-------- DATA RECORDS
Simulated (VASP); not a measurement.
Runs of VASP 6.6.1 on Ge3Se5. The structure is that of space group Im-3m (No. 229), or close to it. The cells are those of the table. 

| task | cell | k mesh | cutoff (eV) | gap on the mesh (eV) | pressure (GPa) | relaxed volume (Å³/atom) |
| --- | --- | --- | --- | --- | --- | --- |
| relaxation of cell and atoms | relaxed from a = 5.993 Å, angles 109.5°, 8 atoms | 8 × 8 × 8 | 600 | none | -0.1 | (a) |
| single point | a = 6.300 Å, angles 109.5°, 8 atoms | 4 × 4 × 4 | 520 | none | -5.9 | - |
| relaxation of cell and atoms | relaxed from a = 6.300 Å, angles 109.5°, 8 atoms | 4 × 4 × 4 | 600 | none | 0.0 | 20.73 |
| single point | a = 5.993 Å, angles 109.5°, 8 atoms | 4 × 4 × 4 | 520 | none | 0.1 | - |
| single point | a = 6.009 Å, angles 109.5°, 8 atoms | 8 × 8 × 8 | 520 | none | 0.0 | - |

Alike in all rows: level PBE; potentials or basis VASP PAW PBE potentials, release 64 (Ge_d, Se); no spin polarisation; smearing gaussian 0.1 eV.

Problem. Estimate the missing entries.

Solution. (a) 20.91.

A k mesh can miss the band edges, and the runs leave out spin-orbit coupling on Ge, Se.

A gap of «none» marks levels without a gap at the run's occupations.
----------------

**ACTIVITY:** Copy out only the lines running from the beginning of the data to the line with "Runs of VASP", both ends included.

**WORKED SOLUTION:**
Simulated (VASP); not a measurement.
Runs of VASP 6.6.1 on Ge3Se5. The structure is that of space group Im-3m (No. 229), or close to it. The cells are those of the table. 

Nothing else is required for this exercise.